_ACTIVITY_
Please reproduce the entries in full. Keep every character the same.

_STORED DATA_
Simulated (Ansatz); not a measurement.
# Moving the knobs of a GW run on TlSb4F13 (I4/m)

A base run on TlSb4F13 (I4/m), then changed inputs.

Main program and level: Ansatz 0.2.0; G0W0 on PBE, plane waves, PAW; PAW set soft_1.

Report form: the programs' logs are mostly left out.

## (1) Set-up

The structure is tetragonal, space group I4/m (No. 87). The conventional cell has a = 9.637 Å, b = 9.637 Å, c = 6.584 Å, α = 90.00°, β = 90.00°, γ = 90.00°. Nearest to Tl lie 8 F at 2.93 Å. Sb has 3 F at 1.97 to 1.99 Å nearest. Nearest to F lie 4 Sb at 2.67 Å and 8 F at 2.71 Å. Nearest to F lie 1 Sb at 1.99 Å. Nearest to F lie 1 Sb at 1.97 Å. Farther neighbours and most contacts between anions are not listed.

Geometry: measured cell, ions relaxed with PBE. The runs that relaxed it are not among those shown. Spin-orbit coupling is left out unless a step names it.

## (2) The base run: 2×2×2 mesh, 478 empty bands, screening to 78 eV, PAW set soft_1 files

_RESPONSE_
Simulated (Ansatz); not a measurement.
# Moving the knobs of a GW run on TlSb4F13 (I4/m)

A base run on TlSb4F13 (I4/m), then changed inputs.

Main program and level: Ansatz 0.2.0; G0W0 on PBE, plane waves, PAW; PAW set soft_1.

Report form: the programs' logs are mostly left out.

## (1) Set-up

The structure is tetragonal, space group I4/m (No. 87). The conventional cell has a = 9.637 Å, b = 9.637 Å, c = 6.584 Å, α = 90.00°, β = 90.00°, γ = 90.00°. Nearest to Tl lie 8 F at 2.93 Å. Sb has 3 F at 1.97 to 1.99 Å nearest. Nearest to F lie 4 Sb at 2.67 Å and 8 F at 2.71 Å. Nearest to F lie 1 Sb at 1.99 Å. Nearest to F lie 1 Sb at 1.97 Å. Farther neighbours and most contacts between anions are not listed.

Geometry: measured cell, ions relaxed with PBE. The runs that relaxed it are not among those shown. Spin-orbit coupling is left out unless a step names it.

## (2) The base run: 2×2×2 mesh, 478 empty bands, screening to 78 eV, PAW set soft_1 files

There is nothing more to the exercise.